*Records supplied*.
--- START ---

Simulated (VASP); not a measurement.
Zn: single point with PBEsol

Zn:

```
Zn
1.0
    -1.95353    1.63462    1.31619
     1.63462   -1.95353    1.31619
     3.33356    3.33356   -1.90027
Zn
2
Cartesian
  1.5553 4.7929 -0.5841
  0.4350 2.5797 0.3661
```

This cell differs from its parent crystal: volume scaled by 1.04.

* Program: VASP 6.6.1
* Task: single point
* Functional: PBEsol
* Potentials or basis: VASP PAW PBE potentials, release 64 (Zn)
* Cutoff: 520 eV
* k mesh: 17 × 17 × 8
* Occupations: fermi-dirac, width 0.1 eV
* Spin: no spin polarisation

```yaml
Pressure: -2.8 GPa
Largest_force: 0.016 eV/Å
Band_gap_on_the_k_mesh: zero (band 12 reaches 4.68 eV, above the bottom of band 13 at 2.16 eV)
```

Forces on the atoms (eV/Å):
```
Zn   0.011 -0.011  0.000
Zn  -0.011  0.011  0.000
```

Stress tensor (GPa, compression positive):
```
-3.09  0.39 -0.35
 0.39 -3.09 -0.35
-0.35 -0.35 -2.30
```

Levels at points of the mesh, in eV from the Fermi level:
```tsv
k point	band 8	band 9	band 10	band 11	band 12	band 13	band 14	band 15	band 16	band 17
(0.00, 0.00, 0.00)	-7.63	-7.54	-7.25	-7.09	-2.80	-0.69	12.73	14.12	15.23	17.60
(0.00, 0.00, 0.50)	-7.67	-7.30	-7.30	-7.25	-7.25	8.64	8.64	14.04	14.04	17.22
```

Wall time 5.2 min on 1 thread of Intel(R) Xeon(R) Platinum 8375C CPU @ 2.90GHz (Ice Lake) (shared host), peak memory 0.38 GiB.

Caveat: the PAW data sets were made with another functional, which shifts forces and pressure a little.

--- END ---

*Activity*. Using the records above, restate word for word the lines from the one with "Levels at points" through the one with "Wall time 5.2", both included.

*Exercise result*.
Levels at points of the mesh, in eV from the Fermi level:
```tsv
k point	band 8	band 9	band 10	band 11	band 12	band 13	band 14	band 15	band 16	band 17
(0.00, 0.00, 0.00)	-7.63	-7.54	-7.25	-7.09	-2.80	-0.69	12.73	14.12	15.23	17.60
(0.00, 0.00, 0.50)	-7.67	-7.30	-7.30	-7.25	-7.25	8.64	8.64	14.04	14.04	17.22
```

Wall time 5.2 min on 1 thread of Intel(R) Xeon(R) Platinum 8375C CPU @ 2.90GHz (Ice Lake) (shared host), peak memory 0.38 GiB.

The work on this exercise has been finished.